Output the data below exactly, down to the last character.

+++++

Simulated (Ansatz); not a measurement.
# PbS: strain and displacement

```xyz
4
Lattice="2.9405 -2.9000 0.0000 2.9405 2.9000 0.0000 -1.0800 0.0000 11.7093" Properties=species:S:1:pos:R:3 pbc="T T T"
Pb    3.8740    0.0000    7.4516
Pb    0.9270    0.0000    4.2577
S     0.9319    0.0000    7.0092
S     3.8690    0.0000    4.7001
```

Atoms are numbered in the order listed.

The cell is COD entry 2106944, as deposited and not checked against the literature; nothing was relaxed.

+++++

> _Exercise result_
Simulated (Ansatz); not a measurement.
# PbS: strain and displacement

```xyz
4
Lattice="2.9405 -2.9000 0.0000 2.9405 2.9000 0.0000 -1.0800 0.0000 11.7093" Properties=species:S:1:pos:R:3 pbc="T T T"
Pb    3.8740    0.0000    7.4516
Pb    0.9270    0.0000    4.2577
S     0.9319    0.0000    7.0092
S     3.8690    0.0000    4.7001
```

Atoms are numbered in the order listed.

The cell is COD entry 2106944, as deposited and not checked against the literature; nothing was relaxed.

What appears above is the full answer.